======== Data excerpts

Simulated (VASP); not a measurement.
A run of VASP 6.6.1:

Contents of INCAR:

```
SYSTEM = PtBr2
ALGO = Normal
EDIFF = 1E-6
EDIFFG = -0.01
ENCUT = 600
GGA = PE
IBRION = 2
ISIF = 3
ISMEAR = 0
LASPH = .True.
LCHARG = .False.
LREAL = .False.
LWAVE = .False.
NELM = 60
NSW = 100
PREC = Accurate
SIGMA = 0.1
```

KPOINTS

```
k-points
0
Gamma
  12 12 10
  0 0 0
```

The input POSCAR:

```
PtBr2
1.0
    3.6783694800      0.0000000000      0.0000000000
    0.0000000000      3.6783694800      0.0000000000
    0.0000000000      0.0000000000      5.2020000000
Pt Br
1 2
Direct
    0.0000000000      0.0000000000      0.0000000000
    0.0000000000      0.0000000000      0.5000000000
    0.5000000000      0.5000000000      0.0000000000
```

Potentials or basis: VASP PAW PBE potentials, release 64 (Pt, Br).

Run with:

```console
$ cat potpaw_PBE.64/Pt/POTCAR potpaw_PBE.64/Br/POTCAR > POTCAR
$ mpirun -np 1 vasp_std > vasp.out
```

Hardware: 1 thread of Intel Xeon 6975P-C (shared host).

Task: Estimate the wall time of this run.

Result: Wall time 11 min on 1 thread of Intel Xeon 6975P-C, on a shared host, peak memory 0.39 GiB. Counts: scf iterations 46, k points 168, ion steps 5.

================

▸ Exercise: Lines after the one containing "Task: Estimate the wall time of this run." are not wanted; repeat exactly each line above from the first up to and including it.

▸ Task response:
Simulated (VASP); not a measurement.
A run of VASP 6.6.1:

Contents of INCAR:

```
SYSTEM = PtBr2
ALGO = Normal
EDIFF = 1E-6
EDIFFG = -0.01
ENCUT = 600
GGA = PE
IBRION = 2
ISIF = 3
ISMEAR = 0
LASPH = .True.
LCHARG = .False.
LREAL = .False.
LWAVE = .False.
NELM = 60
NSW = 100
PREC = Accurate
SIGMA = 0.1
```

KPOINTS

```
k-points
0
Gamma
  12 12 10
  0 0 0
```

The input POSCAR:

```
PtBr2
1.0
    3.6783694800      0.0000000000      0.0000000000
    0.0000000000      3.6783694800      0.0000000000
    0.0000000000      0.0000000000      5.2020000000
Pt Br
1 2
Direct
    0.0000000000      0.0000000000      0.0000000000
    0.0000000000      0.0000000000      0.5000000000
    0.5000000000      0.5000000000      0.0000000000
```

Potentials or basis: VASP PAW PBE potentials, release 64 (Pt, Br).

Run with:

```console
$ cat potpaw_PBE.64/Pt/POTCAR potpaw_PBE.64/Br/POTCAR > POTCAR
$ mpirun -np 1 vasp_std > vasp.out
```

Hardware: 1 thread of Intel Xeon 6975P-C (shared host).

Task: Estimate the wall time of this run.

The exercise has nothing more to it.